● **Listed records**
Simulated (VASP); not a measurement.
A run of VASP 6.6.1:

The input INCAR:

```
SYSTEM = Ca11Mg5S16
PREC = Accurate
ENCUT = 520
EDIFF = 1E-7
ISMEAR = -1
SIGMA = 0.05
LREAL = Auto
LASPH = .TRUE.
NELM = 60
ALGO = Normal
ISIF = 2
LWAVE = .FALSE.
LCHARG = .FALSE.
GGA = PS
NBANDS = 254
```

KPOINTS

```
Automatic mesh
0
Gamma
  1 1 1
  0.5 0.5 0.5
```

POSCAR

● **Brief**
Would you restate the whole listing word for word?

● **Exercise solution**
Simulated (VASP); not a measurement.
A run of VASP 6.6.1:

The input INCAR:

```
SYSTEM = Ca11Mg5S16
PREC = Accurate
ENCUT = 520
EDIFF = 1E-7
ISMEAR = -1
SIGMA = 0.05
LREAL = Auto
LASPH = .TRUE.
NELM = 60
ALGO = Normal
ISIF = 2
LWAVE = .FALSE.
LCHARG = .FALSE.
GGA = PS
NBANDS = 254
```

KPOINTS

```
Automatic mesh
0
Gamma
  1 1 1
  0.5 0.5 0.5
```

POSCAR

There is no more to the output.